* _AVAILABLE DATA_:
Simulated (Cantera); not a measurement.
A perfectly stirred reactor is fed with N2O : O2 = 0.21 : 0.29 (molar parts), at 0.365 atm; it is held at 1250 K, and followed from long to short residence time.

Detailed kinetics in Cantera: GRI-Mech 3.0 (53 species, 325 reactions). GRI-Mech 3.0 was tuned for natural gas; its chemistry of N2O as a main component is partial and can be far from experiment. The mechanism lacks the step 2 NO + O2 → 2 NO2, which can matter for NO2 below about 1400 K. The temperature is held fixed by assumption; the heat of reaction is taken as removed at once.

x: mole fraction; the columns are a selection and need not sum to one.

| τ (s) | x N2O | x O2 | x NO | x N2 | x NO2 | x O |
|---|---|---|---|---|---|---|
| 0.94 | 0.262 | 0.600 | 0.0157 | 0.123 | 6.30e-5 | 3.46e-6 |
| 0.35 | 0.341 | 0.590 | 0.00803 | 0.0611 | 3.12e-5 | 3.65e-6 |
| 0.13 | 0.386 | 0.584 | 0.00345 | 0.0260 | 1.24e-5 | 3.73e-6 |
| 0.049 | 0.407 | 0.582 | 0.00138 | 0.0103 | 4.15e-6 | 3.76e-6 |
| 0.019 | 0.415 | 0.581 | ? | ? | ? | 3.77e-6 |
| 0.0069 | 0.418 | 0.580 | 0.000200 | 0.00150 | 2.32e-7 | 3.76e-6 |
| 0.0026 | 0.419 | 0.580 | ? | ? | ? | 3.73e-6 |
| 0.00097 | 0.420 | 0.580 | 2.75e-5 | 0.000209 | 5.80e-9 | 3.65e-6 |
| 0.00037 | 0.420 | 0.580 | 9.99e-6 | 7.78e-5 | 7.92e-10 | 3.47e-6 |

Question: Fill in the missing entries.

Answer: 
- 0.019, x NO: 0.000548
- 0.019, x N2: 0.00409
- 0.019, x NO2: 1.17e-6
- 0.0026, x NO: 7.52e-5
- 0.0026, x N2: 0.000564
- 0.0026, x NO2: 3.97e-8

* _WORK REQUEST_: Return only the lines spanning from the first line of the material through the line with "A perfectly stirred", copied exactly, both ends kept.

* _RESPONSE BOX_:
Simulated (Cantera); not a measurement.
A perfectly stirred reactor is fed with N2O : O2 = 0.21 : 0.29 (molar parts), at 0.365 atm; it is held at 1250 K, and followed from long to short residence time.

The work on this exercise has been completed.